# Work item:
What you return must match the data exactly, line for line.

# Information provided:
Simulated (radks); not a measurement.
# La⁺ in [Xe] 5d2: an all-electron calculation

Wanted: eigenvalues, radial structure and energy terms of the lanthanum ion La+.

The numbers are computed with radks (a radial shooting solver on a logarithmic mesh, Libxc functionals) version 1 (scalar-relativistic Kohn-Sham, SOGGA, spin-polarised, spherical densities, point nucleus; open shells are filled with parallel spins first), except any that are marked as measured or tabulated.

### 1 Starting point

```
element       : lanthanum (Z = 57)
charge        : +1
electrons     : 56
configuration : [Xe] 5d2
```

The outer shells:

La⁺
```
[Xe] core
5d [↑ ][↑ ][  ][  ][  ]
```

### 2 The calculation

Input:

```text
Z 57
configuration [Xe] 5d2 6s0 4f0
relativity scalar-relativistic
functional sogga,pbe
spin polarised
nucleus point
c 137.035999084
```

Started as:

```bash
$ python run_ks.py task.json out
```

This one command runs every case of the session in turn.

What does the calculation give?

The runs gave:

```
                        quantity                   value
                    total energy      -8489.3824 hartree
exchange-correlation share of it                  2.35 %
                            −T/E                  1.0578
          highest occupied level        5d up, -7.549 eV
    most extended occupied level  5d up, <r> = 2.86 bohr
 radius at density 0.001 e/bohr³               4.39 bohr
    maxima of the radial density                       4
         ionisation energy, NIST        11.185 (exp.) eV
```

# Response box:
Simulated (radks); not a measurement.
# La⁺ in [Xe] 5d2: an all-electron calculation

Wanted: eigenvalues, radial structure and energy terms of the lanthanum ion La+.

The numbers are computed with radks (a radial shooting solver on a logarithmic mesh, Libxc functionals) version 1 (scalar-relativistic Kohn-Sham, SOGGA, spin-polarised, spherical densities, point nucleus; open shells are filled with parallel spins first), except any that are marked as measured or tabulated.

### 1 Starting point

```
element       : lanthanum (Z = 57)
charge        : +1
electrons     : 56
configuration : [Xe] 5d2
```

The outer shells:

La⁺
```
[Xe] core
5d [↑ ][↑ ][  ][  ][  ]
```

### 2 The calculation

Input:

```text
Z 57
configuration [Xe] 5d2 6s0 4f0
relativity scalar-relativistic
functional sogga,pbe
spin polarised
nucleus point
c 137.035999084
```

Started as:

```bash
$ python run_ks.py task.json out
```

This one command runs every case of the session in turn.

What does the calculation give?

The runs gave:

```
                        quantity                   value
                    total energy      -8489.3824 hartree
exchange-correlation share of it                  2.35 %
                            −T/E                  1.0578
          highest occupied level        5d up, -7.549 eV
    most extended occupied level  5d up, <r> = 2.86 bohr
 radius at density 0.001 e/bohr³               4.39 bohr
    maxima of the radial density                       4
         ionisation energy, NIST        11.185 (exp.) eV
```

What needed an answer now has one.